**TASK ITEM:**
Exactly the lines from the opening of the records through the line containing "Mirabilite from water" should be copied, with both included.

**STUDY MATERIAL:**
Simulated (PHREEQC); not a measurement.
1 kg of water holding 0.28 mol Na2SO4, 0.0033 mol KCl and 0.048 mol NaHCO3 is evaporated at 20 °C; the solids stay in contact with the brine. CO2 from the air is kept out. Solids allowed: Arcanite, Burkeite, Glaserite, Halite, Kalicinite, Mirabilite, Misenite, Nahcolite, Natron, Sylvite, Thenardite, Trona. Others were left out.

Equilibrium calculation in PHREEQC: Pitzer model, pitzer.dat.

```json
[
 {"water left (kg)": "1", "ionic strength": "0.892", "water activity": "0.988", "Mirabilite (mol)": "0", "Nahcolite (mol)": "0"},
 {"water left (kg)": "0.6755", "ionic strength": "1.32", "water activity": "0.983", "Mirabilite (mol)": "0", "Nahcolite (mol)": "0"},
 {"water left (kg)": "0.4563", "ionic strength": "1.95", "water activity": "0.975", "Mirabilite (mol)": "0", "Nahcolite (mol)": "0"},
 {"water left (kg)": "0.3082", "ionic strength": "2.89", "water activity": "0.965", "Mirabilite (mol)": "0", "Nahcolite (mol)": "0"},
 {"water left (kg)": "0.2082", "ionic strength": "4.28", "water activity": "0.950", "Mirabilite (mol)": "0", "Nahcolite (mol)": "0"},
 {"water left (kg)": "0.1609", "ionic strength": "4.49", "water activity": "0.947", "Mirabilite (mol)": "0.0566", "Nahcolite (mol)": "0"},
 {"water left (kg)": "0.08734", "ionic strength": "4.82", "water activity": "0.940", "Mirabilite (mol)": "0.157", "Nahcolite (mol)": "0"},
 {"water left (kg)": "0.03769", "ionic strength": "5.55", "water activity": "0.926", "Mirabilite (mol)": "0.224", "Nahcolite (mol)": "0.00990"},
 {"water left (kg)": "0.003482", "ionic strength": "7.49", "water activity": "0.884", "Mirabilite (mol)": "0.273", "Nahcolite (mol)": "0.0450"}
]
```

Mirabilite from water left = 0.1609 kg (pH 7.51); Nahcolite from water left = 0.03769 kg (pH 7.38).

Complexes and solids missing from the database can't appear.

**EXPECTED ANSWER:**
Simulated (PHREEQC); not a measurement.
1 kg of water holding 0.28 mol Na2SO4, 0.0033 mol KCl and 0.048 mol NaHCO3 is evaporated at 20 °C; the solids stay in contact with the brine. CO2 from the air is kept out. Solids allowed: Arcanite, Burkeite, Glaserite, Halite, Kalicinite, Mirabilite, Misenite, Nahcolite, Natron, Sylvite, Thenardite, Trona. Others were left out.

Equilibrium calculation in PHREEQC: Pitzer model, pitzer.dat.

```json
[
 {"water left (kg)": "1", "ionic strength": "0.892", "water activity": "0.988", "Mirabilite (mol)": "0", "Nahcolite (mol)": "0"},
 {"water left (kg)": "0.6755", "ionic strength": "1.32", "water activity": "0.983", "Mirabilite (mol)": "0", "Nahcolite (mol)": "0"},
 {"water left (kg)": "0.4563", "ionic strength": "1.95", "water activity": "0.975", "Mirabilite (mol)": "0", "Nahcolite (mol)": "0"},
 {"water left (kg)": "0.3082", "ionic strength": "2.89", "water activity": "0.965", "Mirabilite (mol)": "0", "Nahcolite (mol)": "0"},
 {"water left (kg)": "0.2082", "ionic strength": "4.28", "water activity": "0.950", "Mirabilite (mol)": "0", "Nahcolite (mol)": "0"},
 {"water left (kg)": "0.1609", "ionic strength": "4.49", "water activity": "0.947", "Mirabilite (mol)": "0.0566", "Nahcolite (mol)": "0"},
 {"water left (kg)": "0.08734", "ionic strength": "4.82", "water activity": "0.940", "Mirabilite (mol)": "0.157", "Nahcolite (mol)": "0"},
 {"water left (kg)": "0.03769", "ionic strength": "5.55", "water activity": "0.926", "Mirabilite (mol)": "0.224", "Nahcolite (mol)": "0.00990"},
 {"water left (kg)": "0.003482", "ionic strength": "7.49", "water activity": "0.884", "Mirabilite (mol)": "0.273", "Nahcolite (mol)": "0.0450"}
]
```

Mirabilite from water left = 0.1609 kg (pH 7.51); Nahcolite from water left = 0.03769 kg (pH 7.38).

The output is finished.